Work order ▸ Return the data that follows exactly. Include every line.

Given entries ▸
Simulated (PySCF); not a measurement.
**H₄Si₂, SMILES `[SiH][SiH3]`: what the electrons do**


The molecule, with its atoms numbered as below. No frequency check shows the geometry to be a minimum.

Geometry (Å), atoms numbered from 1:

Answer section ▸
Simulated (PySCF); not a measurement.
**H₄Si₂, SMILES `[SiH][SiH3]`: what the electrons do**


The molecule, with its atoms numbered as below. No frequency check shows the geometry to be a minimum.

Geometry (Å), atoms numbered from 1:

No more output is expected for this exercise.